Could you return the lines below exactly, from the first line up to and including the line that holds "Problem. After a"?

**SUPPLIED ENTRIES**
• • • •

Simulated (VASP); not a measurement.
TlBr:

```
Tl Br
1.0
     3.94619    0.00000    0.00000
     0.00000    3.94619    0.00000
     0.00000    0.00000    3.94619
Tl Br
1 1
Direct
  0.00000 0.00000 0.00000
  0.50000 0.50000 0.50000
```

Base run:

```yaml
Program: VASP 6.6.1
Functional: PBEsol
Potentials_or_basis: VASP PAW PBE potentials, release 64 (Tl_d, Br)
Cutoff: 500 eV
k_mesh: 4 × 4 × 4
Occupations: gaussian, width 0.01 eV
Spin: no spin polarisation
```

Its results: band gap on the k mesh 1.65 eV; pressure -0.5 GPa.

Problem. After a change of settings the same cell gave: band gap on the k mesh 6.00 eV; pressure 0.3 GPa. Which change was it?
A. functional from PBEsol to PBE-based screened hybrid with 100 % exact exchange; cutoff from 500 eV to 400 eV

• • • •

**EXERCISE OUTPUT**
Simulated (VASP); not a measurement.
TlBr:

```
Tl Br
1.0
     3.94619    0.00000    0.00000
     0.00000    3.94619    0.00000
     0.00000    0.00000    3.94619
Tl Br
1 1
Direct
  0.00000 0.00000 0.00000
  0.50000 0.50000 0.50000
```

Base run:

```yaml
Program: VASP 6.6.1
Functional: PBEsol
Potentials_or_basis: VASP PAW PBE potentials, release 64 (Tl_d, Br)
Cutoff: 500 eV
k_mesh: 4 × 4 × 4
Occupations: gaussian, width 0.01 eV
Spin: no spin polarisation
```

Its results: band gap on the k mesh 1.65 eV; pressure -0.5 GPa.

Problem. After a change of settings the same cell gave: band gap on the k mesh 6.00 eV; pressure 0.3 GPa. Which change was it?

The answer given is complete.